BEGIN Extracted material

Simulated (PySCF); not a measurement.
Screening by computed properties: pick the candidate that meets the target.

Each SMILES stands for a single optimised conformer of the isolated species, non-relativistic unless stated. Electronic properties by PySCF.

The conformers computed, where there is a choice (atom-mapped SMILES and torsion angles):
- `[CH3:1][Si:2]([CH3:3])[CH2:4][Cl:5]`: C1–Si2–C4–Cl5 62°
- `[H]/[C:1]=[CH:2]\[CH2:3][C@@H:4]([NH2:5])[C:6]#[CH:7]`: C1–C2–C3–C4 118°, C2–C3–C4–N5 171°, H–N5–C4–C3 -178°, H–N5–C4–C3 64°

END Extracted material

■ Action item: Reproduce the listing above word for word.

■ Response:
Simulated (PySCF); not a measurement.
Screening by computed properties: pick the candidate that meets the target.

Each SMILES stands for a single optimised conformer of the isolated species, non-relativistic unless stated. Electronic properties by PySCF.

The conformers computed, where there is a choice (atom-mapped SMILES and torsion angles):
- `[CH3:1][Si:2]([CH3:3])[CH2:4][Cl:5]`: C1–Si2–C4–Cl5 62°
- `[H]/[C:1]=[CH:2]\[CH2:3][C@@H:4]([NH2:5])[C:6]#[CH:7]`: C1–C2–C3–C4 118°, C2–C3–C4–N5 171°, H–N5–C4–C3 -178°, H–N5–C4–C3 64°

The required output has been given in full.